**PROVIDED INFORMATION**
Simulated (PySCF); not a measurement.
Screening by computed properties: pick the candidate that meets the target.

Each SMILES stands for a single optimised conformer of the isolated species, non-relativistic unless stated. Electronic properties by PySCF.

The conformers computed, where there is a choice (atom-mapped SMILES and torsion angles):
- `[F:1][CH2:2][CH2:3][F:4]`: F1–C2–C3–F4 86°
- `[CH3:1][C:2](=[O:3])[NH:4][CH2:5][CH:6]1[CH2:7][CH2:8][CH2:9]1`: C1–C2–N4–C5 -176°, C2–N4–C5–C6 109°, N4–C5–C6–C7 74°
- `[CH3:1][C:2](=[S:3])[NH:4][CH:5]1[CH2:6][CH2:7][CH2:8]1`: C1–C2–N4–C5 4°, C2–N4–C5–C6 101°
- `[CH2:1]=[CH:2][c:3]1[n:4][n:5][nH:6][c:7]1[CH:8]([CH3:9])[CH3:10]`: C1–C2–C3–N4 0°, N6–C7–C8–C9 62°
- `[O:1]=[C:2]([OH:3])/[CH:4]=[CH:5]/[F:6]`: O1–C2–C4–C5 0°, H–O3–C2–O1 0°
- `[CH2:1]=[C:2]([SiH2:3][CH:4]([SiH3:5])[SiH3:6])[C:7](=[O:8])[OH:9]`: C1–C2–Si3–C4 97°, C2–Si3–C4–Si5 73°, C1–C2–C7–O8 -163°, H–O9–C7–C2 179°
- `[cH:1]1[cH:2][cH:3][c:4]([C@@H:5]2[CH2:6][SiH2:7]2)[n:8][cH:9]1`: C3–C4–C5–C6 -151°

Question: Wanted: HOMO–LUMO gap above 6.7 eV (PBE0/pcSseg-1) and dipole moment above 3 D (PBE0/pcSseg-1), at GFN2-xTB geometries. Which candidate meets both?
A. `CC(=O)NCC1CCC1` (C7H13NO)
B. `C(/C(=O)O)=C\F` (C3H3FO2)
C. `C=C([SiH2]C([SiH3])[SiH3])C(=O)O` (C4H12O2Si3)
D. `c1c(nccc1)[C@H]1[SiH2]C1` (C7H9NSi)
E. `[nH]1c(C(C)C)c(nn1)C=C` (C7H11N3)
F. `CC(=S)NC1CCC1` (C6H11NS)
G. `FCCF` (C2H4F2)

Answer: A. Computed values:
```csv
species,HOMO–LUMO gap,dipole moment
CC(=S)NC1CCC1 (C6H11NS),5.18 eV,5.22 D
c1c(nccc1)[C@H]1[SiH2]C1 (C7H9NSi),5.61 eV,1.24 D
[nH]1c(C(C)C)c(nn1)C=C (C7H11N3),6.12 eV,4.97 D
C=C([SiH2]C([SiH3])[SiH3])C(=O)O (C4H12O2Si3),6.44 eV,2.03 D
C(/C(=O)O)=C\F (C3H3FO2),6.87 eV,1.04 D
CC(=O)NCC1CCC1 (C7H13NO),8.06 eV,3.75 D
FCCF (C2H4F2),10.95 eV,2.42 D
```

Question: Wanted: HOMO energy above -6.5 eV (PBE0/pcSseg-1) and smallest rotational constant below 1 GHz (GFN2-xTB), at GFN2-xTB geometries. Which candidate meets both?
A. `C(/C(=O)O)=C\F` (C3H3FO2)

**WORK ORDER**
Quote the records above from their first line through the line containing "Question: Wanted: HOMO energy", both ends included.

**RESPONSE BOX**
Simulated (PySCF); not a measurement.
Screening by computed properties: pick the candidate that meets the target.

Each SMILES stands for a single optimised conformer of the isolated species, non-relativistic unless stated. Electronic properties by PySCF.

The conformers computed, where there is a choice (atom-mapped SMILES and torsion angles):
- `[F:1][CH2:2][CH2:3][F:4]`: F1–C2–C3–F4 86°
- `[CH3:1][C:2](=[O:3])[NH:4][CH2:5][CH:6]1[CH2:7][CH2:8][CH2:9]1`: C1–C2–N4–C5 -176°, C2–N4–C5–C6 109°, N4–C5–C6–C7 74°
- `[CH3:1][C:2](=[S:3])[NH:4][CH:5]1[CH2:6][CH2:7][CH2:8]1`: C1–C2–N4–C5 4°, C2–N4–C5–C6 101°
- `[CH2:1]=[CH:2][c:3]1[n:4][n:5][nH:6][c:7]1[CH:8]([CH3:9])[CH3:10]`: C1–C2–C3–N4 0°, N6–C7–C8–C9 62°
- `[O:1]=[C:2]([OH:3])/[CH:4]=[CH:5]/[F:6]`: O1–C2–C4–C5 0°, H–O3–C2–O1 0°
- `[CH2:1]=[C:2]([SiH2:3][CH:4]([SiH3:5])[SiH3:6])[C:7](=[O:8])[OH:9]`: C1–C2–Si3–C4 97°, C2–Si3–C4–Si5 73°, C1–C2–C7–O8 -163°, H–O9–C7–C2 179°
- `[cH:1]1[cH:2][cH:3][c:4]([C@@H:5]2[CH2:6][SiH2:7]2)[n:8][cH:9]1`: C3–C4–C5–C6 -151°

Question: Wanted: HOMO–LUMO gap above 6.7 eV (PBE0/pcSseg-1) and dipole moment above 3 D (PBE0/pcSseg-1), at GFN2-xTB geometries. Which candidate meets both?
A. `CC(=O)NCC1CCC1` (C7H13NO)
B. `C(/C(=O)O)=C\F` (C3H3FO2)
C. `C=C([SiH2]C([SiH3])[SiH3])C(=O)O` (C4H12O2Si3)
D. `c1c(nccc1)[C@H]1[SiH2]C1` (C7H9NSi)
E. `[nH]1c(C(C)C)c(nn1)C=C` (C7H11N3)
F. `CC(=S)NC1CCC1` (C6H11NS)
G. `FCCF` (C2H4F2)

Answer: A. Computed values:
```csv
species,HOMO–LUMO gap,dipole moment
CC(=S)NC1CCC1 (C6H11NS),5.18 eV,5.22 D
c1c(nccc1)[C@H]1[SiH2]C1 (C7H9NSi),5.61 eV,1.24 D
[nH]1c(C(C)C)c(nn1)C=C (C7H11N3),6.12 eV,4.97 D
C=C([SiH2]C([SiH3])[SiH3])C(=O)O (C4H12O2Si3),6.44 eV,2.03 D
C(/C(=O)O)=C\F (C3H3FO2),6.87 eV,1.04 D
CC(=O)NCC1CCC1 (C7H13NO),8.06 eV,3.75 D
FCCF (C2H4F2),10.95 eV,2.42 D
```

Question: Wanted: HOMO energy above -6.5 eV (PBE0/pcSseg-1) and smallest rotational constant below 1 GHz (GFN2-xTB), at GFN2-xTB geometries. Which candidate meets both?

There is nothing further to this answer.